## INFORMATION PROVIDED
· · · · · · ·
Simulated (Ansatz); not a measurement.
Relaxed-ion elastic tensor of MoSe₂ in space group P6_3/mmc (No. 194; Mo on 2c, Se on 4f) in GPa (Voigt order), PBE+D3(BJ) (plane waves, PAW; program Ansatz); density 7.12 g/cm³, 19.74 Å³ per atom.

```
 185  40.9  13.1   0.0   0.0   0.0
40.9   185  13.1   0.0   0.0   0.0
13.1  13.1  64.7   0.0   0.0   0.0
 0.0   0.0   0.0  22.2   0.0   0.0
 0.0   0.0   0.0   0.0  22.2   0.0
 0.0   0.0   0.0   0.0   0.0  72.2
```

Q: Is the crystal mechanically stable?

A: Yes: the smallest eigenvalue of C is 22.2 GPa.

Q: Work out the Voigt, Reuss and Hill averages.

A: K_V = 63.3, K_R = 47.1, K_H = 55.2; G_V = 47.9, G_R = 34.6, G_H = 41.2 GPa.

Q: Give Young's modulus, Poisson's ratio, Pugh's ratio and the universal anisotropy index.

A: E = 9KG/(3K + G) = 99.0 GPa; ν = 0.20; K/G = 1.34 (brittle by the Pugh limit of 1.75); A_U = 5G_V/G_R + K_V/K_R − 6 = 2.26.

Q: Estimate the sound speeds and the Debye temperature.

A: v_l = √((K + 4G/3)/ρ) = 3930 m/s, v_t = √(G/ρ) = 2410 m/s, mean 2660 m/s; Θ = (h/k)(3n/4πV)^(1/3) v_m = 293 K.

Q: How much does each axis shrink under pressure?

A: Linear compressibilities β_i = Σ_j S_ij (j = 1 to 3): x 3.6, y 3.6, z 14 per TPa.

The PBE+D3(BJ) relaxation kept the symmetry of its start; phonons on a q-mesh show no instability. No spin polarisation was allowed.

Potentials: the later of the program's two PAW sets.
· · · · · · ·

## BRIEF
Beginning at the top of the data, extract each line through the line containing "Q: Estimate the" and return those lines exactly, with nothing added.

## TASK ANSWER
Simulated (Ansatz); not a measurement.
Relaxed-ion elastic tensor of MoSe₂ in space group P6_3/mmc (No. 194; Mo on 2c, Se on 4f) in GPa (Voigt order), PBE+D3(BJ) (plane waves, PAW; program Ansatz); density 7.12 g/cm³, 19.74 Å³ per atom.

```
 185  40.9  13.1   0.0   0.0   0.0
40.9   185  13.1   0.0   0.0   0.0
13.1  13.1  64.7   0.0   0.0   0.0
 0.0   0.0   0.0  22.2   0.0   0.0
 0.0   0.0   0.0   0.0  22.2   0.0
 0.0   0.0   0.0   0.0   0.0  72.2
```

Q: Is the crystal mechanically stable?

A: Yes: the smallest eigenvalue of C is 22.2 GPa.

Q: Work out the Voigt, Reuss and Hill averages.

A: K_V = 63.3, K_R = 47.1, K_H = 55.2; G_V = 47.9, G_R = 34.6, G_H = 41.2 GPa.

Q: Give Young's modulus, Poisson's ratio, Pugh's ratio and the universal anisotropy index.

A: E = 9KG/(3K + G) = 99.0 GPa; ν = 0.20; K/G = 1.34 (brittle by the Pugh limit of 1.75); A_U = 5G_V/G_R + K_V/K_R − 6 = 2.26.

Q: Estimate the sound speeds and the Debye temperature.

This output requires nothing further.